= Beginning of Section =

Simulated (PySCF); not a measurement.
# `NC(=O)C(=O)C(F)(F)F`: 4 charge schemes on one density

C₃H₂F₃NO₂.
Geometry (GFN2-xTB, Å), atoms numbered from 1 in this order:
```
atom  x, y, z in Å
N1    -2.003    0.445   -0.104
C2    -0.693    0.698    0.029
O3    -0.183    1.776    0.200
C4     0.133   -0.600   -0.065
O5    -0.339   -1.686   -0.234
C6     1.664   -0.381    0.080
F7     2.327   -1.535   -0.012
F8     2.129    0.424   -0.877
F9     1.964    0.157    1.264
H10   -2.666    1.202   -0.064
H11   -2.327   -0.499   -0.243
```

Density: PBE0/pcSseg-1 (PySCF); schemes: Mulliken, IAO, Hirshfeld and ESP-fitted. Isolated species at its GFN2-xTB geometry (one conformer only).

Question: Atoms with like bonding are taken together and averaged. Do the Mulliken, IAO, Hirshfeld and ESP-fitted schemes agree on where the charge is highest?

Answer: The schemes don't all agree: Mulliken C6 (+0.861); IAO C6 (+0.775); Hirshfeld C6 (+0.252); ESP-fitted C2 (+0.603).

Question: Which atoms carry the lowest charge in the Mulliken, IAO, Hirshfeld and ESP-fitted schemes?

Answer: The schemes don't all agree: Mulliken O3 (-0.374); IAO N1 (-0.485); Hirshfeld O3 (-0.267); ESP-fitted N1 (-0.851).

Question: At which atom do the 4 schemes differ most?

= End of Section =

[Activity] The records above must be restated. Preserve every word.

[Problem solution]
Simulated (PySCF); not a measurement.
# `NC(=O)C(=O)C(F)(F)F`: 4 charge schemes on one density

C₃H₂F₃NO₂.
Geometry (GFN2-xTB, Å), atoms numbered from 1 in this order:
```
atom  x, y, z in Å
N1    -2.003    0.445   -0.104
C2    -0.693    0.698    0.029
O3    -0.183    1.776    0.200
C4     0.133   -0.600   -0.065
O5    -0.339   -1.686   -0.234
C6     1.664   -0.381    0.080
F7     2.327   -1.535   -0.012
F8     2.129    0.424   -0.877
F9     1.964    0.157    1.264
H10   -2.666    1.202   -0.064
H11   -2.327   -0.499   -0.243
```

Density: PBE0/pcSseg-1 (PySCF); schemes: Mulliken, IAO, Hirshfeld and ESP-fitted. Isolated species at its GFN2-xTB geometry (one conformer only).

Question: Atoms with like bonding are taken together and averaged. Do the Mulliken, IAO, Hirshfeld and ESP-fitted schemes agree on where the charge is highest?

Answer: The schemes don't all agree: Mulliken C6 (+0.861); IAO C6 (+0.775); Hirshfeld C6 (+0.252); ESP-fitted C2 (+0.603).

Question: Which atoms carry the lowest charge in the Mulliken, IAO, Hirshfeld and ESP-fitted schemes?

Answer: The schemes don't all agree: Mulliken O3 (-0.374); IAO N1 (-0.485); Hirshfeld O3 (-0.267); ESP-fitted N1 (-0.851).

Question: At which atom do the 4 schemes differ most?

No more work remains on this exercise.